··· Raw data

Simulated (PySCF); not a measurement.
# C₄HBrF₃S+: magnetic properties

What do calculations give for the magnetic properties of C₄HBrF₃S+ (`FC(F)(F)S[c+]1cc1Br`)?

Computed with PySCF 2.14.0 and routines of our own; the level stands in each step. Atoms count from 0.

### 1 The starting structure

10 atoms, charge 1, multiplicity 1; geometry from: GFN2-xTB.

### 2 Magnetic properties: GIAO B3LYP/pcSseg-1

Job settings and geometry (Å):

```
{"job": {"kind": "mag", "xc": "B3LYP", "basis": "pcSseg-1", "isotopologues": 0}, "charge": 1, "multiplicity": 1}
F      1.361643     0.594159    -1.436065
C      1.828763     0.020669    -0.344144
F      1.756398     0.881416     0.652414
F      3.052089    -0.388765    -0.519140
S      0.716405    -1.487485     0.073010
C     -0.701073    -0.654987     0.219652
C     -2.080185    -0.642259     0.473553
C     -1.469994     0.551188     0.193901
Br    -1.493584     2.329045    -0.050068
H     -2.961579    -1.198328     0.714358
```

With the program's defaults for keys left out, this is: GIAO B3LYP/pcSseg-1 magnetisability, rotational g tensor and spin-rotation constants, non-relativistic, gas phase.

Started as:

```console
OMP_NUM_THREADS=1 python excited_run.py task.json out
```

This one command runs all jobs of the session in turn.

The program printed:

······

Assignment: All of the entries above need to be printed again exactly.

Reply:
Simulated (PySCF); not a measurement.
# C₄HBrF₃S+: magnetic properties

What do calculations give for the magnetic properties of C₄HBrF₃S+ (`FC(F)(F)S[c+]1cc1Br`)?

Computed with PySCF 2.14.0 and routines of our own; the level stands in each step. Atoms count from 0.

### 1 The starting structure

10 atoms, charge 1, multiplicity 1; geometry from: GFN2-xTB.

### 2 Magnetic properties: GIAO B3LYP/pcSseg-1

Job settings and geometry (Å):

```
{"job": {"kind": "mag", "xc": "B3LYP", "basis": "pcSseg-1", "isotopologues": 0}, "charge": 1, "multiplicity": 1}
F      1.361643     0.594159    -1.436065
C      1.828763     0.020669    -0.344144
F      1.756398     0.881416     0.652414
F      3.052089    -0.388765    -0.519140
S      0.716405    -1.487485     0.073010
C     -0.701073    -0.654987     0.219652
C     -2.080185    -0.642259     0.473553
C     -1.469994     0.551188     0.193901
Br    -1.493584     2.329045    -0.050068
H     -2.961579    -1.198328     0.714358
```

With the program's defaults for keys left out, this is: GIAO B3LYP/pcSseg-1 magnetisability, rotational g tensor and spin-rotation constants, non-relativistic, gas phase.

Started as:

```console
OMP_NUM_THREADS=1 python excited_run.py task.json out
```

This one command runs all jobs of the session in turn.

The program printed:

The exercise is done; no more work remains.